+++ DATA UNDER STUDY +++

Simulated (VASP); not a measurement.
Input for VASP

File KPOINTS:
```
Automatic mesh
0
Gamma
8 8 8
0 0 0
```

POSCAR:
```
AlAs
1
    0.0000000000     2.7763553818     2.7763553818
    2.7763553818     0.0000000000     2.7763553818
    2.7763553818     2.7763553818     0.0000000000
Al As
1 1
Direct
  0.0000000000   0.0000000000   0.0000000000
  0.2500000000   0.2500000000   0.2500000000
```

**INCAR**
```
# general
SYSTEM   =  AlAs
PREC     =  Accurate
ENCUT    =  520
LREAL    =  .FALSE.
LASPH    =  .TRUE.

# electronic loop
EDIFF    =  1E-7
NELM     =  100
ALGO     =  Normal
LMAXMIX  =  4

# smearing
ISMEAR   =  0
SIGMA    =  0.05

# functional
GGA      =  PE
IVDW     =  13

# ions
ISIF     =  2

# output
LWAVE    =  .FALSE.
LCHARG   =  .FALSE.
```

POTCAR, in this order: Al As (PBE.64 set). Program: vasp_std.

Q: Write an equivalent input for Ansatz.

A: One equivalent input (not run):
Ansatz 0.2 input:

+++

ACTIVITY: In the listing above, locate the line containing "POTCAR, in this" and the line containing "A: One equivalent". Transcribe those two lines and everything between them, exactly as written.

WRITTEN REPLY:
POTCAR, in this order: Al As (PBE.64 set). Program: vasp_std.

Q: Write an equivalent input for Ansatz.

A: One equivalent input (not run):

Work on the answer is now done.